Activity
Take the listing below and output it again exactly.

++++++++++

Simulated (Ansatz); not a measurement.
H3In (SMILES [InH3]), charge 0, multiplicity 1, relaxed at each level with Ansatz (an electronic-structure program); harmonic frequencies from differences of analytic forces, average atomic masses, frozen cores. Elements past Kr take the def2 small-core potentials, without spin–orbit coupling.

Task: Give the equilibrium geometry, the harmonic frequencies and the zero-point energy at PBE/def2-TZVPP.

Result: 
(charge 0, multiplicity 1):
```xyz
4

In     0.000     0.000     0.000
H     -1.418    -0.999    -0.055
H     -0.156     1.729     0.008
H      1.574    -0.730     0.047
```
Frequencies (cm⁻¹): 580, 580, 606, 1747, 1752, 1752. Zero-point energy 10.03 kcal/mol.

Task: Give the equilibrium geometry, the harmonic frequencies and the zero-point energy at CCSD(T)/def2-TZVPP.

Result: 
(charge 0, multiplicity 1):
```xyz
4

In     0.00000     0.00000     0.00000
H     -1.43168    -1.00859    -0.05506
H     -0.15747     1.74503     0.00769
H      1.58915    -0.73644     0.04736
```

++++++++++

Reply
Simulated (Ansatz); not a measurement.
H3In (SMILES [InH3]), charge 0, multiplicity 1, relaxed at each level with Ansatz (an electronic-structure program); harmonic frequencies from differences of analytic forces, average atomic masses, frozen cores. Elements past Kr take the def2 small-core potentials, without spin–orbit coupling.

Task: Give the equilibrium geometry, the harmonic frequencies and the zero-point energy at PBE/def2-TZVPP.

Result: 
(charge 0, multiplicity 1):
```xyz
4

In     0.000     0.000     0.000
H     -1.418    -0.999    -0.055
H     -0.156     1.729     0.008
H      1.574    -0.730     0.047
```
Frequencies (cm⁻¹): 580, 580, 606, 1747, 1752, 1752. Zero-point energy 10.03 kcal/mol.

Task: Give the equilibrium geometry, the harmonic frequencies and the zero-point energy at CCSD(T)/def2-TZVPP.

Result: 
(charge 0, multiplicity 1):
```xyz
4

In     0.00000     0.00000     0.00000
H     -1.43168    -1.00859    -0.05506
H     -0.15747     1.74503     0.00769
H      1.58915    -0.73644     0.04736
```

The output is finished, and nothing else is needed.